* **Data supplied**:
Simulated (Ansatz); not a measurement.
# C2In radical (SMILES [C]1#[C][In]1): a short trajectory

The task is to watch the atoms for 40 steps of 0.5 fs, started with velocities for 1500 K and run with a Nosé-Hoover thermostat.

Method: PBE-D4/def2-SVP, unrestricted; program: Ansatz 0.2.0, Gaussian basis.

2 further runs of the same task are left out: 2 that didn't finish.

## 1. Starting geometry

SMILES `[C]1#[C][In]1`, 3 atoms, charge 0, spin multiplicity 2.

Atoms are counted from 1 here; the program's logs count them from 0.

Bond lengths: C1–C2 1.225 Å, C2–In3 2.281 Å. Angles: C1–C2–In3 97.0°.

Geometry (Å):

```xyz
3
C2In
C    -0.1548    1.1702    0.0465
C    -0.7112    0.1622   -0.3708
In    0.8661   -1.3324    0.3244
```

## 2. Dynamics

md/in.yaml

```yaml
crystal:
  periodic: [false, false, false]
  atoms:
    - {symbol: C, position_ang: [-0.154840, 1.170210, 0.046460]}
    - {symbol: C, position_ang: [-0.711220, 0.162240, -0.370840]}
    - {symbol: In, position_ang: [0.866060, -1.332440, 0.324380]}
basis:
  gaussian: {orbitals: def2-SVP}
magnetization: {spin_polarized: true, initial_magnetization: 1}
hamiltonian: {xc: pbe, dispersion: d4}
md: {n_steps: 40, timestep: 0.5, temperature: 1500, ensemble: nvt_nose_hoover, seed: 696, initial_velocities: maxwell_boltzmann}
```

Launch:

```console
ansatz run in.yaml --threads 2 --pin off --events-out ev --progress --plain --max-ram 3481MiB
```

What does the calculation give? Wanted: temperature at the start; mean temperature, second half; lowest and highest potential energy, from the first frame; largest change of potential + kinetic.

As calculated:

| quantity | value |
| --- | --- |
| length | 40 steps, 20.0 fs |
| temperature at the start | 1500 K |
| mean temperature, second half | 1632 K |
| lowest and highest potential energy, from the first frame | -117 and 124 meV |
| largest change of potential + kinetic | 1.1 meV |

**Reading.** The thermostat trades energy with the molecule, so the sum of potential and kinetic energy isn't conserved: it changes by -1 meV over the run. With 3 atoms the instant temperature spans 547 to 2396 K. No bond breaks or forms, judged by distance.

* **Assigned task**:
Up to and including the line with "Atoms are counted", please return the records exactly, beginning from their first line.

* **Task output**:
Simulated (Ansatz); not a measurement.
# C2In radical (SMILES [C]1#[C][In]1): a short trajectory

The task is to watch the atoms for 40 steps of 0.5 fs, started with velocities for 1500 K and run with a Nosé-Hoover thermostat.

Method: PBE-D4/def2-SVP, unrestricted; program: Ansatz 0.2.0, Gaussian basis.

2 further runs of the same task are left out: 2 that didn't finish.

## 1. Starting geometry

SMILES `[C]1#[C][In]1`, 3 atoms, charge 0, spin multiplicity 2.

Atoms are counted from 1 here; the program's logs count them from 0.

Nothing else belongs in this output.